▸ Required action: Below are some records; quote exactly the lines from the one that contains "Hardware: 1 thread" through the one that contains "Question: How long", inclusive, and no others.

▸ Data extract:
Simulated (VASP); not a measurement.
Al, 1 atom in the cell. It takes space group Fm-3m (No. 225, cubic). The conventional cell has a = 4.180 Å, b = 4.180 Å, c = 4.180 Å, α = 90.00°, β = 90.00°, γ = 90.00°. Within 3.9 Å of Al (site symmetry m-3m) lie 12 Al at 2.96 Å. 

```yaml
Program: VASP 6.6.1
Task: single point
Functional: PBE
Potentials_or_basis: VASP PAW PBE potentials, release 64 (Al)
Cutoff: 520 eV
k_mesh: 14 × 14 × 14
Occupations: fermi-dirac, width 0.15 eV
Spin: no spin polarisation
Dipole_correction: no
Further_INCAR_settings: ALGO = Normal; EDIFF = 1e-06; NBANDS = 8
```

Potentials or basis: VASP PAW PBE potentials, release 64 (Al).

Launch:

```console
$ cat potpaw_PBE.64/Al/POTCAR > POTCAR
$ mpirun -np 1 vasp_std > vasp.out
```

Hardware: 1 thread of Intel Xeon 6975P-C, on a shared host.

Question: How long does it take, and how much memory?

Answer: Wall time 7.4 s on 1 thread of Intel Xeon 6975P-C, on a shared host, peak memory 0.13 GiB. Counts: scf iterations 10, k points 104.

▸ Response area:
Hardware: 1 thread of Intel Xeon 6975P-C, on a shared host.

Question: How long does it take, and how much memory?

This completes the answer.